# [Brief]
Copy the records below verbatim, from the first line through the line containing "This step: DFT, LDA, plane waves, PAW.", inclusive, and output nothing else.

*** Opening Entries supplied ***
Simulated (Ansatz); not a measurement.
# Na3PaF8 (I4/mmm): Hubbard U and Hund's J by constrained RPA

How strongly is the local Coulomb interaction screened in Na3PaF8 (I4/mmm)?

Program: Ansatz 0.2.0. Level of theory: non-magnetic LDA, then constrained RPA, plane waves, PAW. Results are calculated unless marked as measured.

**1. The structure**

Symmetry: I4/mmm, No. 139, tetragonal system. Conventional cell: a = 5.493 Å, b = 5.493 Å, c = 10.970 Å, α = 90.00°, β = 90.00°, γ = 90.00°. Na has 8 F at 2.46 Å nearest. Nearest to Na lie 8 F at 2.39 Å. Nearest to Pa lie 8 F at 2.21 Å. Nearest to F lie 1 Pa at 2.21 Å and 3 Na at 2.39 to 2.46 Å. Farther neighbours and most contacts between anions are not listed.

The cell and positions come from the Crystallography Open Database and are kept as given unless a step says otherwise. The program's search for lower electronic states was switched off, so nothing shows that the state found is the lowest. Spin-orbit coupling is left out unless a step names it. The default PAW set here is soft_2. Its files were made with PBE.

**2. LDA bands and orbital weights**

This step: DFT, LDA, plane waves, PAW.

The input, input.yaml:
*** Closing Entries supplied ***

# [Your solution]
Simulated (Ansatz); not a measurement.
# Na3PaF8 (I4/mmm): Hubbard U and Hund's J by constrained RPA

How strongly is the local Coulomb interaction screened in Na3PaF8 (I4/mmm)?

Program: Ansatz 0.2.0. Level of theory: non-magnetic LDA, then constrained RPA, plane waves, PAW. Results are calculated unless marked as measured.

**1. The structure**

Symmetry: I4/mmm, No. 139, tetragonal system. Conventional cell: a = 5.493 Å, b = 5.493 Å, c = 10.970 Å, α = 90.00°, β = 90.00°, γ = 90.00°. Na has 8 F at 2.46 Å nearest. Nearest to Na lie 8 F at 2.39 Å. Nearest to Pa lie 8 F at 2.21 Å. Nearest to F lie 1 Pa at 2.21 Å and 3 Na at 2.39 to 2.46 Å. Farther neighbours and most contacts between anions are not listed.

The cell and positions come from the Crystallography Open Database and are kept as given unless a step says otherwise. The program's search for lower electronic states was switched off, so nothing shows that the state found is the lowest. Spin-orbit coupling is left out unless a step names it. The default PAW set here is soft_2. Its files were made with PBE.

**2. LDA bands and orbital weights**

This step: DFT, LDA, plane waves, PAW.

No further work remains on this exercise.